*Exercise:* Reproduce, without any change, the span of lines from the opening of the records below to the line containing "width 0.05 eV |", inclusive.

*Provided records:*
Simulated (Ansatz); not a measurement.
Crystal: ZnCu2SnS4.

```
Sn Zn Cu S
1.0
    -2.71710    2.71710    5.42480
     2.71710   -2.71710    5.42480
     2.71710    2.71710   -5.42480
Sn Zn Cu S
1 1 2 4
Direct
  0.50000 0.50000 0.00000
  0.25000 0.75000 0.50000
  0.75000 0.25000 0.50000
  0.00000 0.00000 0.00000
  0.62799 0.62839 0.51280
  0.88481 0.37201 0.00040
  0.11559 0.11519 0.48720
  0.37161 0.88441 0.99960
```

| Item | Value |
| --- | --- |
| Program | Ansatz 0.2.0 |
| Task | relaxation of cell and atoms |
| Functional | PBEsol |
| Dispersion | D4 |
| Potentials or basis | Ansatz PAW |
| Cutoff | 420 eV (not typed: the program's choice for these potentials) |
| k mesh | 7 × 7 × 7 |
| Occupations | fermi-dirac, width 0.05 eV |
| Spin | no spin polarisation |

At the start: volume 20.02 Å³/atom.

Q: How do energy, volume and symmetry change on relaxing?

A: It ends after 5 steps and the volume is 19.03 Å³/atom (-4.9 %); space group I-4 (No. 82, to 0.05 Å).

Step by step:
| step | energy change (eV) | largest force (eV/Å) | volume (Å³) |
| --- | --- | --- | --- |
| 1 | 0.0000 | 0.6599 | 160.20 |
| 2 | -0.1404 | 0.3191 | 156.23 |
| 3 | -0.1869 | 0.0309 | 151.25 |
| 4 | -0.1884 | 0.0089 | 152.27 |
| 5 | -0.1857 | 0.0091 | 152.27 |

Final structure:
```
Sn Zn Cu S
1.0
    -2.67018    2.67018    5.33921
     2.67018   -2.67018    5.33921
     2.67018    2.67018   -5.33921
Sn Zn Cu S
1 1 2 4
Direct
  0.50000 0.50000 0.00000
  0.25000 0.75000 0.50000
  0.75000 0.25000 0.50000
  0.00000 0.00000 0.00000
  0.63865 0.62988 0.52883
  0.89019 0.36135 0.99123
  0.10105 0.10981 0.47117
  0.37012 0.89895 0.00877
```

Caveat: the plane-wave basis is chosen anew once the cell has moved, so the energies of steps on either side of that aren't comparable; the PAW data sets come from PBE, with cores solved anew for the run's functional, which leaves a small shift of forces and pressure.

*Written answer:*
Simulated (Ansatz); not a measurement.
Crystal: ZnCu2SnS4.

```
Sn Zn Cu S
1.0
    -2.71710    2.71710    5.42480
     2.71710   -2.71710    5.42480
     2.71710    2.71710   -5.42480
Sn Zn Cu S
1 1 2 4
Direct
  0.50000 0.50000 0.00000
  0.25000 0.75000 0.50000
  0.75000 0.25000 0.50000
  0.00000 0.00000 0.00000
  0.62799 0.62839 0.51280
  0.88481 0.37201 0.00040
  0.11559 0.11519 0.48720
  0.37161 0.88441 0.99960
```

| Item | Value |
| --- | --- |
| Program | Ansatz 0.2.0 |
| Task | relaxation of cell and atoms |
| Functional | PBEsol |
| Dispersion | D4 |
| Potentials or basis | Ansatz PAW |
| Cutoff | 420 eV (not typed: the program's choice for these potentials) |
| k mesh | 7 × 7 × 7 |
| Occupations | fermi-dirac, width 0.05 eV |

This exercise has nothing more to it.